Work item >>
All the data beneath this line is to be reproduced exactly.

Data supplied >>
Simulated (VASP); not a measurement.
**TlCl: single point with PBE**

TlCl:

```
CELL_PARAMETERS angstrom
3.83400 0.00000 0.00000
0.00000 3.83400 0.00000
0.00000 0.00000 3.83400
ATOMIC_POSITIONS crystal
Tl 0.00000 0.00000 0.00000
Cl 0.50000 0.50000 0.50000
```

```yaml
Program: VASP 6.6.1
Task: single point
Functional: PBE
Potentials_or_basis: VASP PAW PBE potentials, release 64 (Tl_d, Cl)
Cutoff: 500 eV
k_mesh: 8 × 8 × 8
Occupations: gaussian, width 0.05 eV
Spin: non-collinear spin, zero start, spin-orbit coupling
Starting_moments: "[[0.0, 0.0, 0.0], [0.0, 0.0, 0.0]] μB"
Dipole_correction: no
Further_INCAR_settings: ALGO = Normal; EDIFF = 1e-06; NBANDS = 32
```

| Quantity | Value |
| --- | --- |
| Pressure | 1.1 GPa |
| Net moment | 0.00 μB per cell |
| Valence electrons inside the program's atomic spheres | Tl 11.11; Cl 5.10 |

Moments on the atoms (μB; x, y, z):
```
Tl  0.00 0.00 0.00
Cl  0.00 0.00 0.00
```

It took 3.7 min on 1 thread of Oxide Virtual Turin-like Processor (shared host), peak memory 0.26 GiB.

Answer area >>
Simulated (VASP); not a measurement.
**TlCl: single point with PBE**

TlCl:

```
CELL_PARAMETERS angstrom
3.83400 0.00000 0.00000
0.00000 3.83400 0.00000
0.00000 0.00000 3.83400
ATOMIC_POSITIONS crystal
Tl 0.00000 0.00000 0.00000
Cl 0.50000 0.50000 0.50000
```

```yaml
Program: VASP 6.6.1
Task: single point
Functional: PBE
Potentials_or_basis: VASP PAW PBE potentials, release 64 (Tl_d, Cl)
Cutoff: 500 eV
k_mesh: 8 × 8 × 8
Occupations: gaussian, width 0.05 eV
Spin: non-collinear spin, zero start, spin-orbit coupling
Starting_moments: "[[0.0, 0.0, 0.0], [0.0, 0.0, 0.0]] μB"
Dipole_correction: no
Further_INCAR_settings: ALGO = Normal; EDIFF = 1e-06; NBANDS = 32
```

| Quantity | Value |
| --- | --- |
| Pressure | 1.1 GPa |
| Net moment | 0.00 μB per cell |
| Valence electrons inside the program's atomic spheres | Tl 11.11; Cl 5.10 |

Moments on the atoms (μB; x, y, z):
```
Tl  0.00 0.00 0.00
Cl  0.00 0.00 0.00
```

It took 3.7 min on 1 thread of Oxide Virtual Turin-like Processor (shared host), peak memory 0.26 GiB.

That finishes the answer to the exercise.